### [WORK TASK]
Nothing in the entries may change when they are transcribed.

### [DATA EXTRACT]
◆ ◆ ◆

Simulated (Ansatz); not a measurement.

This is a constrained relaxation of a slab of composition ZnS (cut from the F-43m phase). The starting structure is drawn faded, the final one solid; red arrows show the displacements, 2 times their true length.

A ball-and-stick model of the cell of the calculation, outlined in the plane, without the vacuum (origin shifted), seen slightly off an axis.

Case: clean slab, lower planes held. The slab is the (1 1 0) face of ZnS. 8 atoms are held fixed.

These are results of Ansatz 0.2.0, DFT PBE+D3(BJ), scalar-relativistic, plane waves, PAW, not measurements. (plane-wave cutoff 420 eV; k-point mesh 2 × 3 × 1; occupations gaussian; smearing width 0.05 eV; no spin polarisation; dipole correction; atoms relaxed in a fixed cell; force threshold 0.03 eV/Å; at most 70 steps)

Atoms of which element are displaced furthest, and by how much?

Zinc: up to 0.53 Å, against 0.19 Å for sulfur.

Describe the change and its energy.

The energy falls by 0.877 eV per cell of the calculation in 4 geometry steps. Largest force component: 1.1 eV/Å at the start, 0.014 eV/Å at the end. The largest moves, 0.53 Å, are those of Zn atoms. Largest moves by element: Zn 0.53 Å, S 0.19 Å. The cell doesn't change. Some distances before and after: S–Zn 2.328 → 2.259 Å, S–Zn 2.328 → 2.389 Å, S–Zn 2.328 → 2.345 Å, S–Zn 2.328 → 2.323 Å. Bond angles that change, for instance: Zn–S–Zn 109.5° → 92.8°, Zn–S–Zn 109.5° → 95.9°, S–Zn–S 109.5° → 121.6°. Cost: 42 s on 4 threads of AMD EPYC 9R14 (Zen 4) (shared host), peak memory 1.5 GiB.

◆ ◆ ◆

### [PROBLEM SOLUTION]
Simulated (Ansatz); not a measurement.

This is a constrained relaxation of a slab of composition ZnS (cut from the F-43m phase). The starting structure is drawn faded, the final one solid; red arrows show the displacements, 2 times their true length.

A ball-and-stick model of the cell of the calculation, outlined in the plane, without the vacuum (origin shifted), seen slightly off an axis.

Case: clean slab, lower planes held. The slab is the (1 1 0) face of ZnS. 8 atoms are held fixed.

These are results of Ansatz 0.2.0, DFT PBE+D3(BJ), scalar-relativistic, plane waves, PAW, not measurements. (plane-wave cutoff 420 eV; k-point mesh 2 × 3 × 1; occupations gaussian; smearing width 0.05 eV; no spin polarisation; dipole correction; atoms relaxed in a fixed cell; force threshold 0.03 eV/Å; at most 70 steps)

Atoms of which element are displaced furthest, and by how much?

Zinc: up to 0.53 Å, against 0.19 Å for sulfur.

Describe the change and its energy.

The energy falls by 0.877 eV per cell of the calculation in 4 geometry steps. Largest force component: 1.1 eV/Å at the start, 0.014 eV/Å at the end. The largest moves, 0.53 Å, are those of Zn atoms. Largest moves by element: Zn 0.53 Å, S 0.19 Å. The cell doesn't change. Some distances before and after: S–Zn 2.328 → 2.259 Å, S–Zn 2.328 → 2.389 Å, S–Zn 2.328 → 2.345 Å, S–Zn 2.328 → 2.323 Å. Bond angles that change, for instance: Zn–S–Zn 109.5° → 92.8°, Zn–S–Zn 109.5° → 95.9°, S–Zn–S 109.5° → 121.6°. Cost: 42 s on 4 threads of AMD EPYC 9R14 (Zen 4) (shared host), peak memory 1.5 GiB.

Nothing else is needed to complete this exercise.